....................

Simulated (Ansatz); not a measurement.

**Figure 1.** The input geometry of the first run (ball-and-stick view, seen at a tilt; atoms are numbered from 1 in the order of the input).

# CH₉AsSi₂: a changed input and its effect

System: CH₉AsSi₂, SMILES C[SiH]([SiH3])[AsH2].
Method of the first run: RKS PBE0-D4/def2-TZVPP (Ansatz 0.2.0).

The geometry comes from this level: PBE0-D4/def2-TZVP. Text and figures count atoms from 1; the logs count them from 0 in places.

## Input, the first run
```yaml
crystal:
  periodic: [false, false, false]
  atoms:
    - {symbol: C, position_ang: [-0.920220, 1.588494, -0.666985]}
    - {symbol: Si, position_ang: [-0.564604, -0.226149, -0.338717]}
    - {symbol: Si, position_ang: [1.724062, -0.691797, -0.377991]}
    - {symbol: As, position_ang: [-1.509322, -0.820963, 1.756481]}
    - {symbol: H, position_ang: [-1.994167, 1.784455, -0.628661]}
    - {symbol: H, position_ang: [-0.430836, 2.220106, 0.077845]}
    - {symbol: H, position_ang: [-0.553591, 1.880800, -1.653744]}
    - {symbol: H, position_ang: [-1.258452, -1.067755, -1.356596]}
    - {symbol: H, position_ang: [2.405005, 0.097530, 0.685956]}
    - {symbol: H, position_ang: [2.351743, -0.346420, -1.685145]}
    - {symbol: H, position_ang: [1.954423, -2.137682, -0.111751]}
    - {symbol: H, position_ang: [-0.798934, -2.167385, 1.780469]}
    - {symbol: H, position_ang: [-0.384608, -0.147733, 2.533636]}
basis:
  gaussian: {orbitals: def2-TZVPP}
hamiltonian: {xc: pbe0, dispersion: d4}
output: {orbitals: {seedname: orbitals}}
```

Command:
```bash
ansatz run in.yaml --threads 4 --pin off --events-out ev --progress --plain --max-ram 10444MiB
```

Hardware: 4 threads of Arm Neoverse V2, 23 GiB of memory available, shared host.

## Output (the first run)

....................

EXERCISE: Here the job is to transcribe the lines from the first line of the data through the line containing "Method of the", inclusive, exactly and with nothing else.

TASK RESULT:
Simulated (Ansatz); not a measurement.

**Figure 1.** The input geometry of the first run (ball-and-stick view, seen at a tilt; atoms are numbered from 1 in the order of the input).

# CH₉AsSi₂: a changed input and its effect

System: CH₉AsSi₂, SMILES C[SiH]([SiH3])[AsH2].
Method of the first run: RKS PBE0-D4/def2-TZVPP (Ansatz 0.2.0).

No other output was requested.